■ Given entries:
————————

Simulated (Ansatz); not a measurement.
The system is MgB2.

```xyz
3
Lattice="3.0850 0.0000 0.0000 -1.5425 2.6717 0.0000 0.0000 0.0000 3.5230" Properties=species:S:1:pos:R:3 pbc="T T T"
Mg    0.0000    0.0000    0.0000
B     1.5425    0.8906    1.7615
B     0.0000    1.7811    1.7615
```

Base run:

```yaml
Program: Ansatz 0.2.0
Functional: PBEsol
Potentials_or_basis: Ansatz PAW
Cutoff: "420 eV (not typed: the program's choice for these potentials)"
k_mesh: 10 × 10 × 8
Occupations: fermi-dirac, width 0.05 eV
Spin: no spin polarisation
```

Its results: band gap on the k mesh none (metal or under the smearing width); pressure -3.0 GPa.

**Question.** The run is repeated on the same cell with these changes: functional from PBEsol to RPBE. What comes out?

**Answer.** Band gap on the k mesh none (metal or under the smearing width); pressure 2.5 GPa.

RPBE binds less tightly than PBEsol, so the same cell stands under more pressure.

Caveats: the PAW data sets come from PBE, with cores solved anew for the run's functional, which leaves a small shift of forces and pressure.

————————

■ Work item:
Please restate, word for word, the lines of the entries that run from the first line through the one holding "RPBE binds less", and add nothing.

■ Result:
Simulated (Ansatz); not a measurement.
The system is MgB2.

```xyz
3
Lattice="3.0850 0.0000 0.0000 -1.5425 2.6717 0.0000 0.0000 0.0000 3.5230" Properties=species:S:1:pos:R:3 pbc="T T T"
Mg    0.0000    0.0000    0.0000
B     1.5425    0.8906    1.7615
B     0.0000    1.7811    1.7615
```

Base run:

```yaml
Program: Ansatz 0.2.0
Functional: PBEsol
Potentials_or_basis: Ansatz PAW
Cutoff: "420 eV (not typed: the program's choice for these potentials)"
k_mesh: 10 × 10 × 8
Occupations: fermi-dirac, width 0.05 eV
Spin: no spin polarisation
```

Its results: band gap on the k mesh none (metal or under the smearing width); pressure -3.0 GPa.

**Question.** The run is repeated on the same cell with these changes: functional from PBEsol to RPBE. What comes out?

**Answer.** Band gap on the k mesh none (metal or under the smearing width); pressure 2.5 GPa.

RPBE binds less tightly than PBEsol, so the same cell stands under more pressure.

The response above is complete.